### Work instruction
A line below contains "Quantity: the HOMO–LUMO", and a later one contains "All-electron rows without". Repeat both, with every line between them, exactly.

### Dataset excerpts
-=-=-=-=-

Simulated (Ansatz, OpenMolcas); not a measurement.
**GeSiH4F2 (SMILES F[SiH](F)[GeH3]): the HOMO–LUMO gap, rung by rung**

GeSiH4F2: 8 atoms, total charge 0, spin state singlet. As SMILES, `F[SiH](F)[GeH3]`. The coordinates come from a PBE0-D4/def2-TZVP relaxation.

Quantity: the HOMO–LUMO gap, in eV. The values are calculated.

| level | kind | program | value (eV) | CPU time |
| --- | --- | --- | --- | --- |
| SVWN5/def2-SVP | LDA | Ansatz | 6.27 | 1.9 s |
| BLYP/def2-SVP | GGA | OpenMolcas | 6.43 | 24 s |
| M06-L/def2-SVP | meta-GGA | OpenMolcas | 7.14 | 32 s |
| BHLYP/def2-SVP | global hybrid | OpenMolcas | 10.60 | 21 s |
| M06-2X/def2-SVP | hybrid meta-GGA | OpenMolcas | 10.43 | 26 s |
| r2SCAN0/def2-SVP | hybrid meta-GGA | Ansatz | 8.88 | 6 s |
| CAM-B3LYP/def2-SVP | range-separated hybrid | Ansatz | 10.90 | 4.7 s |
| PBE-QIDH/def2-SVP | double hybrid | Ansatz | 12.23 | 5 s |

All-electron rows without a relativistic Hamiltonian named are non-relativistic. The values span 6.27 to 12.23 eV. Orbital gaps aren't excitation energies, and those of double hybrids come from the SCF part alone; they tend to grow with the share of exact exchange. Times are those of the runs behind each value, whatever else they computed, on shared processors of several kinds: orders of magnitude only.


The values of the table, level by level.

-=-=-=-=-

### Task response
Quantity: the HOMO–LUMO gap, in eV. The values are calculated.

| level | kind | program | value (eV) | CPU time |
| --- | --- | --- | --- | --- |
| SVWN5/def2-SVP | LDA | Ansatz | 6.27 | 1.9 s |
| BLYP/def2-SVP | GGA | OpenMolcas | 6.43 | 24 s |
| M06-L/def2-SVP | meta-GGA | OpenMolcas | 7.14 | 32 s |
| BHLYP/def2-SVP | global hybrid | OpenMolcas | 10.60 | 21 s |
| M06-2X/def2-SVP | hybrid meta-GGA | OpenMolcas | 10.43 | 26 s |
| r2SCAN0/def2-SVP | hybrid meta-GGA | Ansatz | 8.88 | 6 s |
| CAM-B3LYP/def2-SVP | range-separated hybrid | Ansatz | 10.90 | 4.7 s |
| PBE-QIDH/def2-SVP | double hybrid | Ansatz | 12.23 | 5 s |

All-electron rows without a relativistic Hamiltonian named are non-relativistic. The values span 6.27 to 12.23 eV. Orbital gaps aren't excitation energies, and those of double hybrids come from the SCF part alone; they tend to grow with the share of exact exchange. Times are those of the runs behind each value, whatever else they computed, on shared processors of several kinds: orders of magnitude only.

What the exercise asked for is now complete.